Start of Data provided
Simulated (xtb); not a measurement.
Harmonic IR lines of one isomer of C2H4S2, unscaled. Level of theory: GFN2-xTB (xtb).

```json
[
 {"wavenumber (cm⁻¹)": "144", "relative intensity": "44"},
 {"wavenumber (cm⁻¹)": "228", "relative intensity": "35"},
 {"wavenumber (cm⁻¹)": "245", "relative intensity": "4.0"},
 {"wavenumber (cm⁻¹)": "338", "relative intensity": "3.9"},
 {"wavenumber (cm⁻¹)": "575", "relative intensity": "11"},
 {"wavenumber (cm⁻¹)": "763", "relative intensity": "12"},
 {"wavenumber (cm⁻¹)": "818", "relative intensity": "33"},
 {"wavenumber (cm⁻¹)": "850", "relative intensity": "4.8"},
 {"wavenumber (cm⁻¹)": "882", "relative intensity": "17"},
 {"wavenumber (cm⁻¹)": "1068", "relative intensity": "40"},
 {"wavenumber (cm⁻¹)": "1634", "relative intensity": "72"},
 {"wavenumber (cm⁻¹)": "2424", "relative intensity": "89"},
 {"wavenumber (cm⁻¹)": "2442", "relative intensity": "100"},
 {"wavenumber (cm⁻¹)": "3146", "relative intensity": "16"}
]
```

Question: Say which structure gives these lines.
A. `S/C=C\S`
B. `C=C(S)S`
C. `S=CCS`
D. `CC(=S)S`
End of Data provided

Work item:
Write out all the records above again, exactly as they stand.

Problem solution:
Simulated (xtb); not a measurement.
Harmonic IR lines of one isomer of C2H4S2, unscaled. Level of theory: GFN2-xTB (xtb).

```json
[
 {"wavenumber (cm⁻¹)": "144", "relative intensity": "44"},
 {"wavenumber (cm⁻¹)": "228", "relative intensity": "35"},
 {"wavenumber (cm⁻¹)": "245", "relative intensity": "4.0"},
 {"wavenumber (cm⁻¹)": "338", "relative intensity": "3.9"},
 {"wavenumber (cm⁻¹)": "575", "relative intensity": "11"},
 {"wavenumber (cm⁻¹)": "763", "relative intensity": "12"},
 {"wavenumber (cm⁻¹)": "818", "relative intensity": "33"},
 {"wavenumber (cm⁻¹)": "850", "relative intensity": "4.8"},
 {"wavenumber (cm⁻¹)": "882", "relative intensity": "17"},
 {"wavenumber (cm⁻¹)": "1068", "relative intensity": "40"},
 {"wavenumber (cm⁻¹)": "1634", "relative intensity": "72"},
 {"wavenumber (cm⁻¹)": "2424", "relative intensity": "89"},
 {"wavenumber (cm⁻¹)": "2442", "relative intensity": "100"},
 {"wavenumber (cm⁻¹)": "3146", "relative intensity": "16"}
]
```

Question: Say which structure gives these lines.
A. `S/C=C\S`
B. `C=C(S)S`
C. `S=CCS`
D. `CC(=S)S`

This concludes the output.